START Extracted entries

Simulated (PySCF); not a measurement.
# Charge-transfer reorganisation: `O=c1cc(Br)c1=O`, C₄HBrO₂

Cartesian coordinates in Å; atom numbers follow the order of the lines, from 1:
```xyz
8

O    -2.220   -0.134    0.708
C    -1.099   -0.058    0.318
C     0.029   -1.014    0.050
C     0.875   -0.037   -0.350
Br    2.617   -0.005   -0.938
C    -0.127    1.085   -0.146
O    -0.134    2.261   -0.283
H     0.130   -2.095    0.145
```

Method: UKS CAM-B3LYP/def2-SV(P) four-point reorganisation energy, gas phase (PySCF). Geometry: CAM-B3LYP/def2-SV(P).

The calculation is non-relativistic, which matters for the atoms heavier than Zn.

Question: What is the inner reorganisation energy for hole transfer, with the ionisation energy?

END Extracted entries

* Action item *
Output each record above exactly, omitting nothing.

* Answer area *
Simulated (PySCF); not a measurement.
# Charge-transfer reorganisation: `O=c1cc(Br)c1=O`, C₄HBrO₂

Cartesian coordinates in Å; atom numbers follow the order of the lines, from 1:
```xyz
8

O    -2.220   -0.134    0.708
C    -1.099   -0.058    0.318
C     0.029   -1.014    0.050
C     0.875   -0.037   -0.350
Br    2.617   -0.005   -0.938
C    -0.127    1.085   -0.146
O    -0.134    2.261   -0.283
H     0.130   -2.095    0.145
```

Method: UKS CAM-B3LYP/def2-SV(P) four-point reorganisation energy, gas phase (PySCF). Geometry: CAM-B3LYP/def2-SV(P).

The calculation is non-relativistic, which matters for the atoms heavier than Zn.

Question: What is the inner reorganisation energy for hole transfer, with the ionisation energy?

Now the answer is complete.